WORK ITEM: Reproduce the listing below exactly, from its first line down to and including the line with "Ball-and-stick representation of".

#####

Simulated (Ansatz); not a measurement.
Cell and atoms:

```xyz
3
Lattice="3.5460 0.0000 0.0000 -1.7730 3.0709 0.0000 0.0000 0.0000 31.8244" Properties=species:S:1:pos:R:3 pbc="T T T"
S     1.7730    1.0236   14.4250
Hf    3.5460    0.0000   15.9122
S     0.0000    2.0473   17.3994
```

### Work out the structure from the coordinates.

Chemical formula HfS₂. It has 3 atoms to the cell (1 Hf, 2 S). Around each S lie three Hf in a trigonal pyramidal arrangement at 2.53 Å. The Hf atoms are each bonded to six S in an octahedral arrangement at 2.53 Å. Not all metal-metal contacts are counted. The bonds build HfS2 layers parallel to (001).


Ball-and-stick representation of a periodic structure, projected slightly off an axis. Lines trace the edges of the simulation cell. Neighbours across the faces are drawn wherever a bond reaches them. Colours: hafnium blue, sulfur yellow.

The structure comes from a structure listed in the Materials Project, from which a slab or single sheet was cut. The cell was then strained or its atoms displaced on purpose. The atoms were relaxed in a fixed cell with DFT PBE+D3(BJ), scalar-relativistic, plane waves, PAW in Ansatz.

#####

TASK RESPONSE:
Simulated (Ansatz); not a measurement.
Cell and atoms:

```xyz
3
Lattice="3.5460 0.0000 0.0000 -1.7730 3.0709 0.0000 0.0000 0.0000 31.8244" Properties=species:S:1:pos:R:3 pbc="T T T"
S     1.7730    1.0236   14.4250
Hf    3.5460    0.0000   15.9122
S     0.0000    2.0473   17.3994
```

### Work out the structure from the coordinates.

Chemical formula HfS₂. It has 3 atoms to the cell (1 Hf, 2 S). Around each S lie three Hf in a trigonal pyramidal arrangement at 2.53 Å. The Hf atoms are each bonded to six S in an octahedral arrangement at 2.53 Å. Not all metal-metal contacts are counted. The bonds build HfS2 layers parallel to (001).


Ball-and-stick representation of a periodic structure, projected slightly off an axis. Lines trace the edges of the simulation cell. Neighbours across the faces are drawn wherever a bond reaches them. Colours: hafnium blue, sulfur yellow.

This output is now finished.